:::::

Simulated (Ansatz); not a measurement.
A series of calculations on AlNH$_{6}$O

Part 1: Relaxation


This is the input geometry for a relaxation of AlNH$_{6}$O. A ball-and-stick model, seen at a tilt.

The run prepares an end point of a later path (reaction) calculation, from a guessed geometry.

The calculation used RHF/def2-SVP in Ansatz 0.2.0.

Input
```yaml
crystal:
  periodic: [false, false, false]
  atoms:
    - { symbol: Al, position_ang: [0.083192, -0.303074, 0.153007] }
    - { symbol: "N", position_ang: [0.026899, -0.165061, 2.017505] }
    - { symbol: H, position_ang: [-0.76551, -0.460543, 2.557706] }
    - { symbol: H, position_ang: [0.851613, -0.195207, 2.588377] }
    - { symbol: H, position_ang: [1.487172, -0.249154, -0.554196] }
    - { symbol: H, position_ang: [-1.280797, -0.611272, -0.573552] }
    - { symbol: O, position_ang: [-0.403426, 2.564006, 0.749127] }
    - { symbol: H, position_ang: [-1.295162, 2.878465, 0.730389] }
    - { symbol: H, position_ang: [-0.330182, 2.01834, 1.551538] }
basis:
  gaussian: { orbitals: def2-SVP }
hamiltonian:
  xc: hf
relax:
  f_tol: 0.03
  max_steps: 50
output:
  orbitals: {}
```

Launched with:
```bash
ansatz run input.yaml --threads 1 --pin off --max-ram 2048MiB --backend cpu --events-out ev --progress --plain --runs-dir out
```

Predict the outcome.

:::::

_EXERCISE_
Give back the opening line of the records above and every line after it, up to and including the one with "This is the", unchanged.

_WRITTEN SOLUTION_
Simulated (Ansatz); not a measurement.
A series of calculations on AlNH$_{6}$O

Part 1: Relaxation


This is the input geometry for a relaxation of AlNH$_{6}$O. A ball-and-stick model, seen at a tilt.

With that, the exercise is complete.